WORK ITEM:
Only the lines below starting at the one that contains "# NaCl in VASP: notebook" and ending at the one that contains "## (1) The cell of the first run" are to be reproduced, exactly and with both ends kept.

========

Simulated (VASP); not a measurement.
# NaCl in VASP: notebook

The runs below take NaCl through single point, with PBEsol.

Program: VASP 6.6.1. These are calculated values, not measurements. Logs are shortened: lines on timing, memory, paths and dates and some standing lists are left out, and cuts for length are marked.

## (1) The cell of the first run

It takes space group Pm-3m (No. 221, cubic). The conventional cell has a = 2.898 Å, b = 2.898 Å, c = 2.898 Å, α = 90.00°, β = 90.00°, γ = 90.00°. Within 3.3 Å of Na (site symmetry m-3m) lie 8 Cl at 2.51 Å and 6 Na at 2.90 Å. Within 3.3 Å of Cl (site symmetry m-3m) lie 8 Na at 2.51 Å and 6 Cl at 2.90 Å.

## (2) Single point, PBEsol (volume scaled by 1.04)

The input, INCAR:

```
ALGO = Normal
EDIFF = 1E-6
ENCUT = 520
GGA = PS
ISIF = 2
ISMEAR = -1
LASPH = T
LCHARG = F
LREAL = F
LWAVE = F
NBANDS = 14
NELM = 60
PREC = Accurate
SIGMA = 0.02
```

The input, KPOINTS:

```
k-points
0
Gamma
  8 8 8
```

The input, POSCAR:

========

TASK OUTPUT:
# NaCl in VASP: notebook

The runs below take NaCl through single point, with PBEsol.

Program: VASP 6.6.1. These are calculated values, not measurements. Logs are shortened: lines on timing, memory, paths and dates and some standing lists are left out, and cuts for length are marked.

## (1) The cell of the first run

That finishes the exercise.